▸ Work task: Between the line containing "off for InSe?**" and the line containing "Levels count from" lies a run of lines; give that run again exactly, with both of those lines, and nothing else from the entries below.

▸ Data extract:
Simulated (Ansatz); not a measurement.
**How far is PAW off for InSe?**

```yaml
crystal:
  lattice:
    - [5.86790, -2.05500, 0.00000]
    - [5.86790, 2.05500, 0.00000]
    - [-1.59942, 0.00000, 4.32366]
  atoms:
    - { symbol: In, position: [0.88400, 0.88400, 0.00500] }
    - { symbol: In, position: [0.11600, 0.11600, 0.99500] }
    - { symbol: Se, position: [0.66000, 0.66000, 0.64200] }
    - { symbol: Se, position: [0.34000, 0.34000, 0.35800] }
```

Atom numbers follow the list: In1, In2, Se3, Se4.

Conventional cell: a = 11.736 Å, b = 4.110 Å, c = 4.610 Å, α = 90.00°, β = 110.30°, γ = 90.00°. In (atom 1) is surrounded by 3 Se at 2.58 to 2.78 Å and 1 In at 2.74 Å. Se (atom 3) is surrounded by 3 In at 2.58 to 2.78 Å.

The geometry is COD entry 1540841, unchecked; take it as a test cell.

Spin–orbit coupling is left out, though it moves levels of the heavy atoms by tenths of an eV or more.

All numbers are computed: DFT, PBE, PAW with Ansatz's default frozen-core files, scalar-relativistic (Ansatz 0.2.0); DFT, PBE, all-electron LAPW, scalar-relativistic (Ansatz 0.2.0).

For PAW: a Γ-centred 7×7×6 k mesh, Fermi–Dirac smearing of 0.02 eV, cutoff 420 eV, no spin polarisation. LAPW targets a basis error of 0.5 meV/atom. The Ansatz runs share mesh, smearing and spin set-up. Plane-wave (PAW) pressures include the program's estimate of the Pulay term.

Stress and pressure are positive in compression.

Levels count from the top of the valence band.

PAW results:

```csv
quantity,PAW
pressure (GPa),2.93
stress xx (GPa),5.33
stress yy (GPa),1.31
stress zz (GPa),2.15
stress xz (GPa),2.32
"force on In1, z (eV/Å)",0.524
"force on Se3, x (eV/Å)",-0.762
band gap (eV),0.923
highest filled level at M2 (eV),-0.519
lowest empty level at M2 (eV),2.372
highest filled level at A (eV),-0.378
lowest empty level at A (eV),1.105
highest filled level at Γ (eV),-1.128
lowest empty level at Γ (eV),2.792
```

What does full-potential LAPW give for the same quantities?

▸ Exercise output:
**How far is PAW off for InSe?**

```yaml
crystal:
  lattice:
    - [5.86790, -2.05500, 0.00000]
    - [5.86790, 2.05500, 0.00000]
    - [-1.59942, 0.00000, 4.32366]
  atoms:
    - { symbol: In, position: [0.88400, 0.88400, 0.00500] }
    - { symbol: In, position: [0.11600, 0.11600, 0.99500] }
    - { symbol: Se, position: [0.66000, 0.66000, 0.64200] }
    - { symbol: Se, position: [0.34000, 0.34000, 0.35800] }
```

Atom numbers follow the list: In1, In2, Se3, Se4.

Conventional cell: a = 11.736 Å, b = 4.110 Å, c = 4.610 Å, α = 90.00°, β = 110.30°, γ = 90.00°. In (atom 1) is surrounded by 3 Se at 2.58 to 2.78 Å and 1 In at 2.74 Å. Se (atom 3) is surrounded by 3 In at 2.58 to 2.78 Å.

The geometry is COD entry 1540841, unchecked; take it as a test cell.

Spin–orbit coupling is left out, though it moves levels of the heavy atoms by tenths of an eV or more.

All numbers are computed: DFT, PBE, PAW with Ansatz's default frozen-core files, scalar-relativistic (Ansatz 0.2.0); DFT, PBE, all-electron LAPW, scalar-relativistic (Ansatz 0.2.0).

For PAW: a Γ-centred 7×7×6 k mesh, Fermi–Dirac smearing of 0.02 eV, cutoff 420 eV, no spin polarisation. LAPW targets a basis error of 0.5 meV/atom. The Ansatz runs share mesh, smearing and spin set-up. Plane-wave (PAW) pressures include the program's estimate of the Pulay term.

Stress and pressure are positive in compression.

Levels count from the top of the valence band.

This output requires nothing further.